Exercise: The line containing "Alike in both" marks the end; copy exactly all lines from the start of the material up to and including it.

Extracted data:
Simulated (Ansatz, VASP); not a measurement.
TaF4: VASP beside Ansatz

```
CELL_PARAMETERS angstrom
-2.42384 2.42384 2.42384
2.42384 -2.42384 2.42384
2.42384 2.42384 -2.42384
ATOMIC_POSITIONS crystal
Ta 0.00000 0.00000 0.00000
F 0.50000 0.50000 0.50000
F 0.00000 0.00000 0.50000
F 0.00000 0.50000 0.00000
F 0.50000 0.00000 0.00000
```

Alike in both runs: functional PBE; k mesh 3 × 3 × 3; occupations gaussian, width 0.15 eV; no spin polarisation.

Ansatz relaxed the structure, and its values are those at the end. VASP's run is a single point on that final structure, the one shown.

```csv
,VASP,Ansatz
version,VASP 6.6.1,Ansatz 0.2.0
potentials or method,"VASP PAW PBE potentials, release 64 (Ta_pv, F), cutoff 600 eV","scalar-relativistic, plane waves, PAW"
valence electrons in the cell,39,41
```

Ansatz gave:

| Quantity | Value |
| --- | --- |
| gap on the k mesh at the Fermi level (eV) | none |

Exercise result:
Simulated (Ansatz, VASP); not a measurement.
TaF4: VASP beside Ansatz

```
CELL_PARAMETERS angstrom
-2.42384 2.42384 2.42384
2.42384 -2.42384 2.42384
2.42384 2.42384 -2.42384
ATOMIC_POSITIONS crystal
Ta 0.00000 0.00000 0.00000
F 0.50000 0.50000 0.50000
F 0.00000 0.00000 0.50000
F 0.00000 0.50000 0.00000
F 0.50000 0.00000 0.00000
```

Alike in both runs: functional PBE; k mesh 3 × 3 × 3; occupations gaussian, width 0.15 eV; no spin polarisation.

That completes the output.